The material below holds a span beginning at the line with "Basis set: 6-31G*" and ending at the line with "Computed with Ansatz". Quote that span exactly, both ends included, and only that span.

>>>>
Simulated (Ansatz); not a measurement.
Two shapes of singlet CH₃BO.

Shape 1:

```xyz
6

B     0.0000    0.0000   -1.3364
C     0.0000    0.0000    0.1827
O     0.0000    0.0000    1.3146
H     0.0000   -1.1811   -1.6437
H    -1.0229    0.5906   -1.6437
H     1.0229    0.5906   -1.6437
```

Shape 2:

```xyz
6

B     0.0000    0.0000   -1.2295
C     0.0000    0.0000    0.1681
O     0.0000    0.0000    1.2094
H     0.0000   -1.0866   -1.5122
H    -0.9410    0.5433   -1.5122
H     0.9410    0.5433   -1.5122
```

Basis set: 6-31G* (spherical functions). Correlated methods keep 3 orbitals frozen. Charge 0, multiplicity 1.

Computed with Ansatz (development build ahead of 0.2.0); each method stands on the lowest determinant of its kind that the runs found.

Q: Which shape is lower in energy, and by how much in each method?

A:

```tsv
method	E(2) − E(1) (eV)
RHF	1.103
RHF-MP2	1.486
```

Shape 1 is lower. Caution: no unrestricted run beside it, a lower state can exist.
<<<<

Exercise solution >>
Basis set: 6-31G* (spherical functions). Correlated methods keep 3 orbitals frozen. Charge 0, multiplicity 1.

Computed with Ansatz (development build ahead of 0.2.0); each method stands on the lowest determinant of its kind that the runs found.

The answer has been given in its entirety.